RECORDS SUPPLIED:
▼

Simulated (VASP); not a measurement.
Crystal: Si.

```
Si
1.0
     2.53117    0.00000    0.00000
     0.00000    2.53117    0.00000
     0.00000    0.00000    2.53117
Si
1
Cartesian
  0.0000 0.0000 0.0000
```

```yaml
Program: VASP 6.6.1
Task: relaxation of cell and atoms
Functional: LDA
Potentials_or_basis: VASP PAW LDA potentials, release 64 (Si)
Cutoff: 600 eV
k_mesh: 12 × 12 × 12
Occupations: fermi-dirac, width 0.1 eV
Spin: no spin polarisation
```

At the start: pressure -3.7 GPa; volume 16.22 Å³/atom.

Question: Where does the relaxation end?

▲

ACTION ITEM: Write out the material above exactly and in full.

TASK RESULT:
Simulated (VASP); not a measurement.
Crystal: Si.

```
Si
1.0
     2.53117    0.00000    0.00000
     0.00000    2.53117    0.00000
     0.00000    0.00000    2.53117
Si
1
Cartesian
  0.0000 0.0000 0.0000
```

```yaml
Program: VASP 6.6.1
Task: relaxation of cell and atoms
Functional: LDA
Potentials_or_basis: VASP PAW LDA potentials, release 64 (Si)
Cutoff: 600 eV
k_mesh: 12 × 12 × 12
Occupations: fermi-dirac, width 0.1 eV
Spin: no spin polarisation
```

At the start: pressure -3.7 GPa; volume 16.22 Å³/atom.

Question: Where does the relaxation end?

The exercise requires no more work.